BRIEF: Nothing but the lines from the start of the records through the line that contains "Task: Estimate Ansatz's values." is to be copied, and each is to be copied exactly.

EXCERPTED RECORDS:

┄┄┄┄┄┄┄┄┄┄

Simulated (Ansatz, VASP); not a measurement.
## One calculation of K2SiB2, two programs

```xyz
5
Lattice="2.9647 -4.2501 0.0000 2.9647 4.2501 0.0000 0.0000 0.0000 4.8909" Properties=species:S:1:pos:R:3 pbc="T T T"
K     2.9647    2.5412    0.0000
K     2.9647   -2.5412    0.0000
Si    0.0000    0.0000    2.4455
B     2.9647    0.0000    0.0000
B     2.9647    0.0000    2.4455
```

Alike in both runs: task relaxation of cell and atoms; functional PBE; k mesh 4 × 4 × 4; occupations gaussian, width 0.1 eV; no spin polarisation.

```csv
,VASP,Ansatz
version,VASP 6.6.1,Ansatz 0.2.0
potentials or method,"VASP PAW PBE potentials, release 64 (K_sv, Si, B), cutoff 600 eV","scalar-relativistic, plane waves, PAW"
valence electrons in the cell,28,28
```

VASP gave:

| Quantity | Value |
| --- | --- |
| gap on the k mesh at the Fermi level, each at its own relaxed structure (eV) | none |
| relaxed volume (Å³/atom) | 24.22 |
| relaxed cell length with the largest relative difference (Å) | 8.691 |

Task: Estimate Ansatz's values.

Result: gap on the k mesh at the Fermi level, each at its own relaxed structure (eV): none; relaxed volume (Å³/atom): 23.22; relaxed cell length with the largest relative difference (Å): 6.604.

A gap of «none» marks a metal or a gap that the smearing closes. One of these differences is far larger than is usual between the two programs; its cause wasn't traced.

┄┄┄┄┄┄┄┄┄┄

TASK ANSWER:
Simulated (Ansatz, VASP); not a measurement.
## One calculation of K2SiB2, two programs

```xyz
5
Lattice="2.9647 -4.2501 0.0000 2.9647 4.2501 0.0000 0.0000 0.0000 4.8909" Properties=species:S:1:pos:R:3 pbc="T T T"
K     2.9647    2.5412    0.0000
K     2.9647   -2.5412    0.0000
Si    0.0000    0.0000    2.4455
B     2.9647    0.0000    0.0000
B     2.9647    0.0000    2.4455
```

Alike in both runs: task relaxation of cell and atoms; functional PBE; k mesh 4 × 4 × 4; occupations gaussian, width 0.1 eV; no spin polarisation.

```csv
,VASP,Ansatz
version,VASP 6.6.1,Ansatz 0.2.0
potentials or method,"VASP PAW PBE potentials, release 64 (K_sv, Si, B), cutoff 600 eV","scalar-relativistic, plane waves, PAW"
valence electrons in the cell,28,28
```

VASP gave:

| Quantity | Value |
| --- | --- |
| gap on the k mesh at the Fermi level, each at its own relaxed structure (eV) | none |
| relaxed volume (Å³/atom) | 24.22 |
| relaxed cell length with the largest relative difference (Å) | 8.691 |

Task: Estimate Ansatz's values.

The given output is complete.